§ REQUIRED ACTION
Each line in the records below, from the one that contains "SCF cycles |" to the one that contains "-5.06 | 10 |", should be reproduced exactly, the first and last included.

§ LISTED ENTRIES
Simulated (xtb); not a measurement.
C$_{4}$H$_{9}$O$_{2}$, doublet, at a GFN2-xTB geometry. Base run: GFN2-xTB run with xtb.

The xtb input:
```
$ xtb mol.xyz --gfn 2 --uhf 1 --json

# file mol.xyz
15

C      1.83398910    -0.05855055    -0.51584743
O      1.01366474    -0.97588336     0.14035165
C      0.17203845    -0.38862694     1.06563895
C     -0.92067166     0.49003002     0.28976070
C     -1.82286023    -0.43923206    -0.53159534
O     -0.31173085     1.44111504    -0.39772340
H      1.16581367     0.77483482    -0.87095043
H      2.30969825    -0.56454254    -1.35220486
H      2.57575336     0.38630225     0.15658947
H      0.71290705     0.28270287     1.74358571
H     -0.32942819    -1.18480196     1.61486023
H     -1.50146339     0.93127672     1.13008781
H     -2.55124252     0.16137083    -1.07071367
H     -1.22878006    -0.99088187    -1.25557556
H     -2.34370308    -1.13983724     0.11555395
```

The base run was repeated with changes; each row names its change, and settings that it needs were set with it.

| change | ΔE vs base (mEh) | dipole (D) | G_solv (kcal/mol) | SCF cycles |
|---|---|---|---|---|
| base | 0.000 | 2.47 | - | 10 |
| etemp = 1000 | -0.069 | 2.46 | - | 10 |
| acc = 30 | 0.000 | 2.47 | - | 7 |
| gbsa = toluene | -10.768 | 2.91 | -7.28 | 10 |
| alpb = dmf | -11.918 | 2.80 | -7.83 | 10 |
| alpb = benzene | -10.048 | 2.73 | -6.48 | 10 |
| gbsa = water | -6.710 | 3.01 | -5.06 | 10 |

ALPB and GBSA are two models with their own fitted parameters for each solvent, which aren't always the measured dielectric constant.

§ ANSWER AREA
| change | ΔE vs base (mEh) | dipole (D) | G_solv (kcal/mol) | SCF cycles |
|---|---|---|---|---|
| base | 0.000 | 2.47 | - | 10 |
| etemp = 1000 | -0.069 | 2.46 | - | 10 |
| acc = 30 | 0.000 | 2.47 | - | 7 |
| gbsa = toluene | -10.768 | 2.91 | -7.28 | 10 |
| alpb = dmf | -11.918 | 2.80 | -7.83 | 10 |
| alpb = benzene | -10.048 | 2.73 | -6.48 | 10 |
| gbsa = water | -6.710 | 3.01 | -5.06 | 10 |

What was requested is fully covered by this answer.